:: DATA SHOWN ::
---*---

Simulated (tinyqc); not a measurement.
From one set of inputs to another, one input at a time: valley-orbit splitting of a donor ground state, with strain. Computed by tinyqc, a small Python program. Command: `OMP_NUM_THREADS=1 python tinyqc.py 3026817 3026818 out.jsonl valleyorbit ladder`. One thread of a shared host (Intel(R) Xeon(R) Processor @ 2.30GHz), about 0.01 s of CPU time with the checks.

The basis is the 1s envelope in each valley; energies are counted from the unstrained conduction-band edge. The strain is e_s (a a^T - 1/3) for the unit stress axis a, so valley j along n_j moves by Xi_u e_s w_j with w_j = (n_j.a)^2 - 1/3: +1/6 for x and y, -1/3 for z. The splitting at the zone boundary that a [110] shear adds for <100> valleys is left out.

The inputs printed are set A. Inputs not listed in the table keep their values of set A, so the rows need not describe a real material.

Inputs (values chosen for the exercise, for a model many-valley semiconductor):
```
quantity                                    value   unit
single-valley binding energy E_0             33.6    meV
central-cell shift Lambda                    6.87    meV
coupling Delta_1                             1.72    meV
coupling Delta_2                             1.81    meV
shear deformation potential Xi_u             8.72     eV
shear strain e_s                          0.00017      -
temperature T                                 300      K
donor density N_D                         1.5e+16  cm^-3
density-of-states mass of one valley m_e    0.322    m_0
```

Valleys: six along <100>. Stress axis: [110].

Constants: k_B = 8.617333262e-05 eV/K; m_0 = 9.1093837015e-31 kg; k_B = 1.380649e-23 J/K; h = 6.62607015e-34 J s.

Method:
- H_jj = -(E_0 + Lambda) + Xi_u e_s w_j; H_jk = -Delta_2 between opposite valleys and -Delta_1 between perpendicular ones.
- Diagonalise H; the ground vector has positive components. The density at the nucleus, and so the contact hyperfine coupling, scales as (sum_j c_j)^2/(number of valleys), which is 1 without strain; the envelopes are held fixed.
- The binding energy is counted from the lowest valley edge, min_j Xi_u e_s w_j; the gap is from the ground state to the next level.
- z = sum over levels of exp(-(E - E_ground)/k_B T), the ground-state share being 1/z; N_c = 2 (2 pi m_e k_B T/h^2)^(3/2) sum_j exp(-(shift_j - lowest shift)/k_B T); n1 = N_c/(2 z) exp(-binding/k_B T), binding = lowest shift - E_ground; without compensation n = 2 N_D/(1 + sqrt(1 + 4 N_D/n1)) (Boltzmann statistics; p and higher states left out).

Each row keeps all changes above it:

---*---

The lines to return begin at the first line of the records and end at the line holding "The inputs printed"; please return them exactly, including both, and nothing beyond.

Simulated (tinyqc); not a measurement.
From one set of inputs to another, one input at a time: valley-orbit splitting of a donor ground state, with strain. Computed by tinyqc, a small Python program. Command: `OMP_NUM_THREADS=1 python tinyqc.py 3026817 3026818 out.jsonl valleyorbit ladder`. One thread of a shared host (Intel(R) Xeon(R) Processor @ 2.30GHz), about 0.01 s of CPU time with the checks.

The basis is the 1s envelope in each valley; energies are counted from the unstrained conduction-band edge. The strain is e_s (a a^T - 1/3) for the unit stress axis a, so valley j along n_j moves by Xi_u e_s w_j with w_j = (n_j.a)^2 - 1/3: +1/6 for x and y, -1/3 for z. The splitting at the zone boundary that a [110] shear adds for <100> valleys is left out.

The inputs printed are set A. Inputs not listed in the table keep their values of set A, so the rows need not describe a real material.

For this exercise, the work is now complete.